- _Information_
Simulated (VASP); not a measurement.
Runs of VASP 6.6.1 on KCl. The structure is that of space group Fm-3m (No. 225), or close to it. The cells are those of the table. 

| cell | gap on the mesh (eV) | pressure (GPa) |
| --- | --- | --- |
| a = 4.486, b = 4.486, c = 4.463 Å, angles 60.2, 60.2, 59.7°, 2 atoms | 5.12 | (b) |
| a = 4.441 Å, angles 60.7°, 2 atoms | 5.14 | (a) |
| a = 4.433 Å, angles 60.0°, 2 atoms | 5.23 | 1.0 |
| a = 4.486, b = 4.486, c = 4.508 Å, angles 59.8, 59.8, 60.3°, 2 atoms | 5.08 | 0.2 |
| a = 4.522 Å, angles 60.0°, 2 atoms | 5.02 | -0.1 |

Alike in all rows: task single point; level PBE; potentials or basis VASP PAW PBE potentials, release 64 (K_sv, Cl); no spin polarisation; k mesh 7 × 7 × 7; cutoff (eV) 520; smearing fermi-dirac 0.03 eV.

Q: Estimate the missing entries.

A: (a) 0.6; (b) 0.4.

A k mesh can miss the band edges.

- _Work instruction_
The answer must hold only the lines from the first line of the data through the line bearing "A: (a) 0.6; (b) 0.4.", returned exactly.

- _Answer section_
Simulated (VASP); not a measurement.
Runs of VASP 6.6.1 on KCl. The structure is that of space group Fm-3m (No. 225), or close to it. The cells are those of the table. 

| cell | gap on the mesh (eV) | pressure (GPa) |
| --- | --- | --- |
| a = 4.486, b = 4.486, c = 4.463 Å, angles 60.2, 60.2, 59.7°, 2 atoms | 5.12 | (b) |
| a = 4.441 Å, angles 60.7°, 2 atoms | 5.14 | (a) |
| a = 4.433 Å, angles 60.0°, 2 atoms | 5.23 | 1.0 |
| a = 4.486, b = 4.486, c = 4.508 Å, angles 59.8, 59.8, 60.3°, 2 atoms | 5.08 | 0.2 |
| a = 4.522 Å, angles 60.0°, 2 atoms | 5.02 | -0.1 |

Alike in all rows: task single point; level PBE; potentials or basis VASP PAW PBE potentials, release 64 (K_sv, Cl); no spin polarisation; k mesh 7 × 7 × 7; cutoff (eV) 520; smearing fermi-dirac 0.03 eV.

Q: Estimate the missing entries.

A: (a) 0.6; (b) 0.4.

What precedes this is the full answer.